[[ EXCERPTED RECORDS, beginning ]]
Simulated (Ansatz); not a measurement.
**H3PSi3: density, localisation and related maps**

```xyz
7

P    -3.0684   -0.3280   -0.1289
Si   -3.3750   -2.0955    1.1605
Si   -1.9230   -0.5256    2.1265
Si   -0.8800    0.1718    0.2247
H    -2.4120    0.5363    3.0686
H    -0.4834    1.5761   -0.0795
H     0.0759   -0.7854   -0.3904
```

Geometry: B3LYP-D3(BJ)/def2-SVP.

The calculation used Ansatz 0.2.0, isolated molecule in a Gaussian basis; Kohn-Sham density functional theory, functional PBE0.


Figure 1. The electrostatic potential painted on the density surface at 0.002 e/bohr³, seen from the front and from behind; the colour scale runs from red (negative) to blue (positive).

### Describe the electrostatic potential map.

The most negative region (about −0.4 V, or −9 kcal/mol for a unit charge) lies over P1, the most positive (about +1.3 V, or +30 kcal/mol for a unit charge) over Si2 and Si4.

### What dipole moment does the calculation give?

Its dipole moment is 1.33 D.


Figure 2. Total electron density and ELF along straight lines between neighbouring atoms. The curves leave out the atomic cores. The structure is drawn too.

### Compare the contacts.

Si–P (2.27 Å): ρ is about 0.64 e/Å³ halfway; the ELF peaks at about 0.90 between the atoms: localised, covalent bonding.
[[ EXCERPTED RECORDS, end ]]

**ASSIGNMENT**
Each line of the listing has to be reproduced exactly.

**EXERCISE OUTPUT**
Simulated (Ansatz); not a measurement.
**H3PSi3: density, localisation and related maps**

```xyz
7

P    -3.0684   -0.3280   -0.1289
Si   -3.3750   -2.0955    1.1605
Si   -1.9230   -0.5256    2.1265
Si   -0.8800    0.1718    0.2247
H    -2.4120    0.5363    3.0686
H    -0.4834    1.5761   -0.0795
H     0.0759   -0.7854   -0.3904
```

Geometry: B3LYP-D3(BJ)/def2-SVP.

The calculation used Ansatz 0.2.0, isolated molecule in a Gaussian basis; Kohn-Sham density functional theory, functional PBE0.


Figure 1. The electrostatic potential painted on the density surface at 0.002 e/bohr³, seen from the front and from behind; the colour scale runs from red (negative) to blue (positive).

### Describe the electrostatic potential map.

The most negative region (about −0.4 V, or −9 kcal/mol for a unit charge) lies over P1, the most positive (about +1.3 V, or +30 kcal/mol for a unit charge) over Si2 and Si4.

### What dipole moment does the calculation give?

Its dipole moment is 1.33 D.


Figure 2. Total electron density and ELF along straight lines between neighbouring atoms. The curves leave out the atomic cores. The structure is drawn too.

### Compare the contacts.

Si–P (2.27 Å): ρ is about 0.64 e/Å³ halfway; the ELF peaks at about 0.90 between the atoms: localised, covalent bonding.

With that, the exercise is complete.